Supplied entries:
• • • • • • •

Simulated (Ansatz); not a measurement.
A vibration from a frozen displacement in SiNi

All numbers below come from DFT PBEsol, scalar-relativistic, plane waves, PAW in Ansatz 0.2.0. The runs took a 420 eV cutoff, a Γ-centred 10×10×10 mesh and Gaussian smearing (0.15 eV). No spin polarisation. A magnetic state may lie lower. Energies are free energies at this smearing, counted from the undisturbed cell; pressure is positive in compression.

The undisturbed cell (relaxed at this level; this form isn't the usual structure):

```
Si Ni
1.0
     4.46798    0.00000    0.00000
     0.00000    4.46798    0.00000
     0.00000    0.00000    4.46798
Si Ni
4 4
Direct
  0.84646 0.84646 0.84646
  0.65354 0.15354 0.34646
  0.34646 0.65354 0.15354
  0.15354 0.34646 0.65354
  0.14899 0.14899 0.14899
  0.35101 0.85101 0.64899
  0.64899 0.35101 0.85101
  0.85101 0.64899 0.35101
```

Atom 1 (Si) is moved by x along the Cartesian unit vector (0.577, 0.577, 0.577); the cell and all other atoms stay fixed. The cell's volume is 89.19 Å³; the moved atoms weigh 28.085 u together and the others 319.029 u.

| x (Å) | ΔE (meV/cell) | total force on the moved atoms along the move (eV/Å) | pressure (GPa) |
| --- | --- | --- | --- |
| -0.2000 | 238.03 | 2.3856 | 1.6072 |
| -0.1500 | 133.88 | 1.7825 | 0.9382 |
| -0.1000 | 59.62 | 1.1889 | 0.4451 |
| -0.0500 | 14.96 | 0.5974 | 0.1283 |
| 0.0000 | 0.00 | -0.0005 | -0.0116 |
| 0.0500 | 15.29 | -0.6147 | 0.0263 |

• • • • • • •

Requirement: Set down each entry exactly as it appears above.

Exercise solution:
Simulated (Ansatz); not a measurement.
A vibration from a frozen displacement in SiNi

All numbers below come from DFT PBEsol, scalar-relativistic, plane waves, PAW in Ansatz 0.2.0. The runs took a 420 eV cutoff, a Γ-centred 10×10×10 mesh and Gaussian smearing (0.15 eV). No spin polarisation. A magnetic state may lie lower. Energies are free energies at this smearing, counted from the undisturbed cell; pressure is positive in compression.

The undisturbed cell (relaxed at this level; this form isn't the usual structure):

```
Si Ni
1.0
     4.46798    0.00000    0.00000
     0.00000    4.46798    0.00000
     0.00000    0.00000    4.46798
Si Ni
4 4
Direct
  0.84646 0.84646 0.84646
  0.65354 0.15354 0.34646
  0.34646 0.65354 0.15354
  0.15354 0.34646 0.65354
  0.14899 0.14899 0.14899
  0.35101 0.85101 0.64899
  0.64899 0.35101 0.85101
  0.85101 0.64899 0.35101
```

Atom 1 (Si) is moved by x along the Cartesian unit vector (0.577, 0.577, 0.577); the cell and all other atoms stay fixed. The cell's volume is 89.19 Å³; the moved atoms weigh 28.085 u together and the others 319.029 u.

| x (Å) | ΔE (meV/cell) | total force on the moved atoms along the move (eV/Å) | pressure (GPa) |
| --- | --- | --- | --- |
| -0.2000 | 238.03 | 2.3856 | 1.6072 |
| -0.1500 | 133.88 | 1.7825 | 0.9382 |
| -0.1000 | 59.62 | 1.1889 | 0.4451 |
| -0.0500 | 14.96 | 0.5974 | 0.1283 |
| 0.0000 | 0.00 | -0.0005 | -0.0116 |
| 0.0500 | 15.29 | -0.6147 | 0.0263 |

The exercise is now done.